Extracted material
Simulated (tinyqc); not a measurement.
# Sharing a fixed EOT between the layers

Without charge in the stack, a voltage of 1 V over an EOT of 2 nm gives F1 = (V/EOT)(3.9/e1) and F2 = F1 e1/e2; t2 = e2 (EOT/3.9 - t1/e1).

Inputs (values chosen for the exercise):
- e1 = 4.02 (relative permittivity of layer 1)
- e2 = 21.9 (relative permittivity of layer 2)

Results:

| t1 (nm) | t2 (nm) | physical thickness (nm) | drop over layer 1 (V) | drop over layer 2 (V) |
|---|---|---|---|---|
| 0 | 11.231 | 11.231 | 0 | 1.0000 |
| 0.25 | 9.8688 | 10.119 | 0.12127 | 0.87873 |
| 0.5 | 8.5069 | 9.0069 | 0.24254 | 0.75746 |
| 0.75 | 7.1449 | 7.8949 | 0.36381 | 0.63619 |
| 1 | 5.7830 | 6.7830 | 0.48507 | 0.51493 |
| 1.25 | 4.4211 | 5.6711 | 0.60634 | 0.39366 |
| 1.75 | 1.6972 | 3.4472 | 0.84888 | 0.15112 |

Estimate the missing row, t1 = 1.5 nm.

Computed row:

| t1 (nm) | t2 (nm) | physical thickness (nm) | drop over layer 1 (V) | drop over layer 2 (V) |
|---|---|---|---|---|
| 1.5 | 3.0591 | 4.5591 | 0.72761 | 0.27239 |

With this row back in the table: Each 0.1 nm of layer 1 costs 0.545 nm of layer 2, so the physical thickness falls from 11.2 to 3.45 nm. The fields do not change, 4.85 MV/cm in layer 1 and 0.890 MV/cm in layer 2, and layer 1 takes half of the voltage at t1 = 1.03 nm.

Activity
Using the entries above, give back exactly the line containing "0.36381 | 0.63619 |", the line containing "0.72761 | 0.27239 |", and every line between them, and nothing else.

Worked solution
| 0.75 | 7.1449 | 7.8949 | 0.36381 | 0.63619 |
| 1 | 5.7830 | 6.7830 | 0.48507 | 0.51493 |
| 1.25 | 4.4211 | 5.6711 | 0.60634 | 0.39366 |
| 1.75 | 1.6972 | 3.4472 | 0.84888 | 0.15112 |

Estimate the missing row, t1 = 1.5 nm.

Computed row:

| t1 (nm) | t2 (nm) | physical thickness (nm) | drop over layer 1 (V) | drop over layer 2 (V) |
|---|---|---|---|---|
| 1.5 | 3.0591 | 4.5591 | 0.72761 | 0.27239 |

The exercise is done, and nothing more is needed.